> [Supplied material]:
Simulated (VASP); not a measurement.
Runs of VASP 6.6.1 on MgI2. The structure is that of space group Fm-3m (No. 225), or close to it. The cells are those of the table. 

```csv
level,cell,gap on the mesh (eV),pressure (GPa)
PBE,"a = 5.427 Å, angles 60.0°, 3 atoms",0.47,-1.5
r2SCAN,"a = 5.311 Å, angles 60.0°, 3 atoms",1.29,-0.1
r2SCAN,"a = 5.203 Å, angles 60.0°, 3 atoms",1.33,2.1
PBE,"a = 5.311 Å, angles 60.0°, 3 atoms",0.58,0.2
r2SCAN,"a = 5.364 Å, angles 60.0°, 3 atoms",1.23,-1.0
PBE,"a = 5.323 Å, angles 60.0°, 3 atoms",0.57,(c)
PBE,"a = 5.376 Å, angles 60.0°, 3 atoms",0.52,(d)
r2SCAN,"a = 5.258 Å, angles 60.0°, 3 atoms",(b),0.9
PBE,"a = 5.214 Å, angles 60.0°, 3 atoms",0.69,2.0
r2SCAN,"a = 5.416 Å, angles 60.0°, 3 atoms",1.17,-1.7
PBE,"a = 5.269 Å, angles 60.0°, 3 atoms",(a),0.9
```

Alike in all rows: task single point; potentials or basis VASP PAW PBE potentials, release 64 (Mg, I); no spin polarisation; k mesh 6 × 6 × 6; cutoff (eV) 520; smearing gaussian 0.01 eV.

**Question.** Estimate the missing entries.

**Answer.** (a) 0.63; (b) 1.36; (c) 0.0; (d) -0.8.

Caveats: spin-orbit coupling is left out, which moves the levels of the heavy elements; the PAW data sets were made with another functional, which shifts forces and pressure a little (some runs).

> [Work item]:
Take the entries and print them exactly. Keep every line.

> [Worked solution]:
Simulated (VASP); not a measurement.
Runs of VASP 6.6.1 on MgI2. The structure is that of space group Fm-3m (No. 225), or close to it. The cells are those of the table. 

```csv
level,cell,gap on the mesh (eV),pressure (GPa)
PBE,"a = 5.427 Å, angles 60.0°, 3 atoms",0.47,-1.5
r2SCAN,"a = 5.311 Å, angles 60.0°, 3 atoms",1.29,-0.1
r2SCAN,"a = 5.203 Å, angles 60.0°, 3 atoms",1.33,2.1
PBE,"a = 5.311 Å, angles 60.0°, 3 atoms",0.58,0.2
r2SCAN,"a = 5.364 Å, angles 60.0°, 3 atoms",1.23,-1.0
PBE,"a = 5.323 Å, angles 60.0°, 3 atoms",0.57,(c)
PBE,"a = 5.376 Å, angles 60.0°, 3 atoms",0.52,(d)
r2SCAN,"a = 5.258 Å, angles 60.0°, 3 atoms",(b),0.9
PBE,"a = 5.214 Å, angles 60.0°, 3 atoms",0.69,2.0
r2SCAN,"a = 5.416 Å, angles 60.0°, 3 atoms",1.17,-1.7
PBE,"a = 5.269 Å, angles 60.0°, 3 atoms",(a),0.9
```

Alike in all rows: task single point; potentials or basis VASP PAW PBE potentials, release 64 (Mg, I); no spin polarisation; k mesh 6 × 6 × 6; cutoff (eV) 520; smearing gaussian 0.01 eV.

**Question.** Estimate the missing entries.

**Answer.** (a) 0.63; (b) 1.36; (c) 0.0; (d) -0.8.

Caveats: spin-orbit coupling is left out, which moves the levels of the heavy elements; the PAW data sets were made with another functional, which shifts forces and pressure a little (some runs).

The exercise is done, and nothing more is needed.